####

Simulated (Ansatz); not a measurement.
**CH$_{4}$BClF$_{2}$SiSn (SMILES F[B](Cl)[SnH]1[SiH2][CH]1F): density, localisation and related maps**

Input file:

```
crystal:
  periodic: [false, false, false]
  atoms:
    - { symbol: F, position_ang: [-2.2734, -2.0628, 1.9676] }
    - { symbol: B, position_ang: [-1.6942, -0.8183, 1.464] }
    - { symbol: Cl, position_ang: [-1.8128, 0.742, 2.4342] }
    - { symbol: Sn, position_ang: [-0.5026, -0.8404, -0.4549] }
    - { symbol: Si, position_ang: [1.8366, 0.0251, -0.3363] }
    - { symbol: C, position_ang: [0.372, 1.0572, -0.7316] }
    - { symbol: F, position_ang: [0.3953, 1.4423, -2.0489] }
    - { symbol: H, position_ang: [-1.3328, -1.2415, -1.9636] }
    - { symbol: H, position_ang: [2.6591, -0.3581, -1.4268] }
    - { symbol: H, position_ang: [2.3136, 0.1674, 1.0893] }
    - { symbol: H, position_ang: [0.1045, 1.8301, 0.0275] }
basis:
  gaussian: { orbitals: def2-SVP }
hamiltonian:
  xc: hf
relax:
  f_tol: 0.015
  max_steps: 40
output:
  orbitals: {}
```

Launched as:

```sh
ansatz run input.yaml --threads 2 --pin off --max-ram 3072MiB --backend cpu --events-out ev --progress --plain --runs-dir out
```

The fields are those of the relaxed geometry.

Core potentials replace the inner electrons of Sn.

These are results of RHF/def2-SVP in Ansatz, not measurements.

####

▶ _TASK ITEM_
Using the records above, copy word for word the line with "and related maps**", the line with "Core potentials replace", and every line between them.

▶ _EXERCISE RESPONSE_
**CH$_{4}$BClF$_{2}$SiSn (SMILES F[B](Cl)[SnH]1[SiH2][CH]1F): density, localisation and related maps**

Input file:

```
crystal:
  periodic: [false, false, false]
  atoms:
    - { symbol: F, position_ang: [-2.2734, -2.0628, 1.9676] }
    - { symbol: B, position_ang: [-1.6942, -0.8183, 1.464] }
    - { symbol: Cl, position_ang: [-1.8128, 0.742, 2.4342] }
    - { symbol: Sn, position_ang: [-0.5026, -0.8404, -0.4549] }
    - { symbol: Si, position_ang: [1.8366, 0.0251, -0.3363] }
    - { symbol: C, position_ang: [0.372, 1.0572, -0.7316] }
    - { symbol: F, position_ang: [0.3953, 1.4423, -2.0489] }
    - { symbol: H, position_ang: [-1.3328, -1.2415, -1.9636] }
    - { symbol: H, position_ang: [2.6591, -0.3581, -1.4268] }
    - { symbol: H, position_ang: [2.3136, 0.1674, 1.0893] }
    - { symbol: H, position_ang: [0.1045, 1.8301, 0.0275] }
basis:
  gaussian: { orbitals: def2-SVP }
hamiltonian:
  xc: hf
relax:
  f_tol: 0.015
  max_steps: 40
output:
  orbitals: {}
```

Launched as:

```sh
ansatz run input.yaml --threads 2 --pin off --max-ram 3072MiB --backend cpu --events-out ev --progress --plain --runs-dir out
```

The fields are those of the relaxed geometry.

Core potentials replace the inner electrons of Sn.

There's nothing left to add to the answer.